→ **ACTIVITY**:
Word for word, return every record that follows.

→ **DATA UNDER STUDY**:
..............................

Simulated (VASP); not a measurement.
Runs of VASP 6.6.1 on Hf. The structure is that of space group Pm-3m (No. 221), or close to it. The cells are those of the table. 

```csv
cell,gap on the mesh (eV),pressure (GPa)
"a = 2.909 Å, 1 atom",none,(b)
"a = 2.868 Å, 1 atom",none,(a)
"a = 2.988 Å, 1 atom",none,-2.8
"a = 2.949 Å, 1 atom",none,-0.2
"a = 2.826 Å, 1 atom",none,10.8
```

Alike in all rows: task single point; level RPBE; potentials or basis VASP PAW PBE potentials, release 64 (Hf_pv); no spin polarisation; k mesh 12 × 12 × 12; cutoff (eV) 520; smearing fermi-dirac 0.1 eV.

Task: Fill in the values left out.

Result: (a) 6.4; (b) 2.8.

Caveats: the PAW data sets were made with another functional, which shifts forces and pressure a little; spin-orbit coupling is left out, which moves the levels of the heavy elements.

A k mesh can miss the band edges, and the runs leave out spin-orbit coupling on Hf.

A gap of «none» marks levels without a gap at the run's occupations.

..............................

→ **RESULT**:
Simulated (VASP); not a measurement.
Runs of VASP 6.6.1 on Hf. The structure is that of space group Pm-3m (No. 221), or close to it. The cells are those of the table. 

```csv
cell,gap on the mesh (eV),pressure (GPa)
"a = 2.909 Å, 1 atom",none,(b)
"a = 2.868 Å, 1 atom",none,(a)
"a = 2.988 Å, 1 atom",none,-2.8
"a = 2.949 Å, 1 atom",none,-0.2
"a = 2.826 Å, 1 atom",none,10.8
```

Alike in all rows: task single point; level RPBE; potentials or basis VASP PAW PBE potentials, release 64 (Hf_pv); no spin polarisation; k mesh 12 × 12 × 12; cutoff (eV) 520; smearing fermi-dirac 0.1 eV.

Task: Fill in the values left out.

Result: (a) 6.4; (b) 2.8.

Caveats: the PAW data sets were made with another functional, which shifts forces and pressure a little; spin-orbit coupling is left out, which moves the levels of the heavy elements.

A k mesh can miss the band edges, and the runs leave out spin-orbit coupling on Hf.

A gap of «none» marks levels without a gap at the run's occupations.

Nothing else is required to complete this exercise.